Records shown:
-- Opening Marker --
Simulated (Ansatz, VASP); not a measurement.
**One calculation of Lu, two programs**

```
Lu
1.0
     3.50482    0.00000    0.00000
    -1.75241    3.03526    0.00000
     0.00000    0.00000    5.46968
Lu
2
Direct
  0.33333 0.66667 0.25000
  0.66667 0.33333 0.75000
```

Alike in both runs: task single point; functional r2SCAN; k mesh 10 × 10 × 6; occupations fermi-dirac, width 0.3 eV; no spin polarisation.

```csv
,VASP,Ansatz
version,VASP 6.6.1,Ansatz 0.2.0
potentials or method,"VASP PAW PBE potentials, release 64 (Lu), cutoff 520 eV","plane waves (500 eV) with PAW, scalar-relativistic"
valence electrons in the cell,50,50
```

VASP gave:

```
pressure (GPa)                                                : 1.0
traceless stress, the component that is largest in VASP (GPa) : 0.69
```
-- Closing Marker --

Requirement: Each entry shown above is to be duplicated exactly.

Written answer:
Simulated (Ansatz, VASP); not a measurement.
**One calculation of Lu, two programs**

```
Lu
1.0
     3.50482    0.00000    0.00000
    -1.75241    3.03526    0.00000
     0.00000    0.00000    5.46968
Lu
2
Direct
  0.33333 0.66667 0.25000
  0.66667 0.33333 0.75000
```

Alike in both runs: task single point; functional r2SCAN; k mesh 10 × 10 × 6; occupations fermi-dirac, width 0.3 eV; no spin polarisation.

```csv
,VASP,Ansatz
version,VASP 6.6.1,Ansatz 0.2.0
potentials or method,"VASP PAW PBE potentials, release 64 (Lu), cutoff 520 eV","plane waves (500 eV) with PAW, scalar-relativistic"
valence electrons in the cell,50,50
```

VASP gave:

```
pressure (GPa)                                                : 1.0
traceless stress, the component that is largest in VASP (GPa) : 0.69
```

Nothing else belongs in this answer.